[Work instruction]
Quote, with no changes, the lines that run from the top of the material to the line with "The valence band", both included.

-*-*-
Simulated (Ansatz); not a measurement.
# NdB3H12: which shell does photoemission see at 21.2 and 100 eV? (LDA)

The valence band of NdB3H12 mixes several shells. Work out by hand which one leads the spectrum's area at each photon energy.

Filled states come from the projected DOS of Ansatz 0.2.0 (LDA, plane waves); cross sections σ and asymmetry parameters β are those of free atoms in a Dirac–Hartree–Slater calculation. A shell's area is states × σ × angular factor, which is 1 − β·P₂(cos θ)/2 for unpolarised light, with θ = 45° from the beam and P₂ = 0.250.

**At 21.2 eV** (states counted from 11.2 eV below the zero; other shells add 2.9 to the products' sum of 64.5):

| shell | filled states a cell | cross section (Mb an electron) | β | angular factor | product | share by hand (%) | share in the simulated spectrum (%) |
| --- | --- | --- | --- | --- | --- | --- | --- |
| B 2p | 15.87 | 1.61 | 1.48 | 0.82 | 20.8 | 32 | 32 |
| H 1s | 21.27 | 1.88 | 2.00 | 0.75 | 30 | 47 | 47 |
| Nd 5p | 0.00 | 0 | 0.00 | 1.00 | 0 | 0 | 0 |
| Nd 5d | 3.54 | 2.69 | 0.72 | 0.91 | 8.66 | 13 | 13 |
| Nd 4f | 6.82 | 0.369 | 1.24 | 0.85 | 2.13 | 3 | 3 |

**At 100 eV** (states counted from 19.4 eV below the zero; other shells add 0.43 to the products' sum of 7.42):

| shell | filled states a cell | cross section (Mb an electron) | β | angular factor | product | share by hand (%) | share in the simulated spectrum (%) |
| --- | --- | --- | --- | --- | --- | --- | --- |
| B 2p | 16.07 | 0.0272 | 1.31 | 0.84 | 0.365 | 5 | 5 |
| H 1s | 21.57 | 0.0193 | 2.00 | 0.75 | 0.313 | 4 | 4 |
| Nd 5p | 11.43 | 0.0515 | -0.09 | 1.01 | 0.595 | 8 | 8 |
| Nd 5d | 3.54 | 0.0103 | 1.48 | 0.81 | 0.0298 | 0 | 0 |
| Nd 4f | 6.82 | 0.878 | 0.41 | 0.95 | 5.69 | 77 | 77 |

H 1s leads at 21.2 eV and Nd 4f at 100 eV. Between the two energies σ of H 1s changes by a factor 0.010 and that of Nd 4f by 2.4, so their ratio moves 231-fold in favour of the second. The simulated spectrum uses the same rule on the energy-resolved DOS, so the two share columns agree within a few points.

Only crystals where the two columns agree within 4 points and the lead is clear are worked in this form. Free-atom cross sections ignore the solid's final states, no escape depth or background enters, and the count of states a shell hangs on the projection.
-*-*-

[Response box]
Simulated (Ansatz); not a measurement.
# NdB3H12: which shell does photoemission see at 21.2 and 100 eV? (LDA)

The valence band of NdB3H12 mixes several shells. Work out by hand which one leads the spectrum's area at each photon energy.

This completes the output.